ACTION ITEM:
Only the lines from the one containing "1.595 | -0.123 |" through the one containing "A: 1 × N–Si" should be printed, exactly as they appear below, with both ends included.

** INFORMATION follows **
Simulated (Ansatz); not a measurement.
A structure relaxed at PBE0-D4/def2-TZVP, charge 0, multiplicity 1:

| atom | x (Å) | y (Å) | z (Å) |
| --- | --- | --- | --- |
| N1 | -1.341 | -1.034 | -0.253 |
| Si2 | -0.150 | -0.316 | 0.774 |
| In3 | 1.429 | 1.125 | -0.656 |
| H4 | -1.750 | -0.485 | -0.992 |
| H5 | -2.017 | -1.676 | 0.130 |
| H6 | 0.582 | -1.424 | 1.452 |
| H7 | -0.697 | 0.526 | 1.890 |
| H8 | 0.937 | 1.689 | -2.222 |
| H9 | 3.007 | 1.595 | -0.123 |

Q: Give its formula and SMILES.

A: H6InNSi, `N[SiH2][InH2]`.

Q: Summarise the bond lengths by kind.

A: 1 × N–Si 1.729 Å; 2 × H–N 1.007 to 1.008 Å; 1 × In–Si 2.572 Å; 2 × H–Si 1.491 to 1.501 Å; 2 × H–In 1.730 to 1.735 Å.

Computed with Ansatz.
** End of INFORMATION **

TASK SOLUTION:
| H9 | 3.007 | 1.595 | -0.123 |

Q: Give its formula and SMILES.

A: H6InNSi, `N[SiH2][InH2]`.

Q: Summarise the bond lengths by kind.

A: 1 × N–Si 1.729 Å; 2 × H–N 1.007 to 1.008 Å; 1 × In–Si 2.572 Å; 2 × H–Si 1.491 to 1.501 Å; 2 × H–In 1.730 to 1.735 Å.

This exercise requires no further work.